** GIVEN RECORDS **
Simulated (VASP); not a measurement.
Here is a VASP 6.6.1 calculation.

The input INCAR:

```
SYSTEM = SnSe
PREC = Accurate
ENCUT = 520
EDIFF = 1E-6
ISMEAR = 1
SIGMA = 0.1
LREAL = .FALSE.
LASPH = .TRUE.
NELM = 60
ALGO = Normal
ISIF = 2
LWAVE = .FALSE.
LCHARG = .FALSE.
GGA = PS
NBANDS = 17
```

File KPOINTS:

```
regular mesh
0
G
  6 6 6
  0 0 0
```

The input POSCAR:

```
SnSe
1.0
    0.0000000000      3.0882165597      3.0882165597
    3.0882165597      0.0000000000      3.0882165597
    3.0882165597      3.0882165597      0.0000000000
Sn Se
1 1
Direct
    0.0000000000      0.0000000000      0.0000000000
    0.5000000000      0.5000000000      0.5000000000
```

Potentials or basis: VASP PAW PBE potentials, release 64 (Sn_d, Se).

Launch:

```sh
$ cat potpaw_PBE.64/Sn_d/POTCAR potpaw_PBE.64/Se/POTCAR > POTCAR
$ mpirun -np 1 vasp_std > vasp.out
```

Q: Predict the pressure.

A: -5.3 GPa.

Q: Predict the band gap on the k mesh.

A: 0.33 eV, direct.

** REQUIRED ACTION **
Copy out the range of lines above starting at the line with "Potentials or basis: VASP" and ending at the line with "Q: Predict the band gap on the k mesh.", exactly and including both.

** TASK RESULT **
Potentials or basis: VASP PAW PBE potentials, release 64 (Sn_d, Se).

Launch:

```sh
$ cat potpaw_PBE.64/Sn_d/POTCAR potpaw_PBE.64/Se/POTCAR > POTCAR
$ mpirun -np 1 vasp_std > vasp.out
```

Q: Predict the pressure.

A: -5.3 GPa.

Q: Predict the band gap on the k mesh.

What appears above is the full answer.